:: EXCERPTED RECORDS ::
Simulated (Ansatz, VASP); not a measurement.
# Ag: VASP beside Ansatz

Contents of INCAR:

:: WORK INSTRUCTION ::
Output a faithful copy of every entry, keeping each line as written.

:: TASK SOLUTION ::
Simulated (Ansatz, VASP); not a measurement.
# Ag: VASP beside Ansatz

Contents of INCAR:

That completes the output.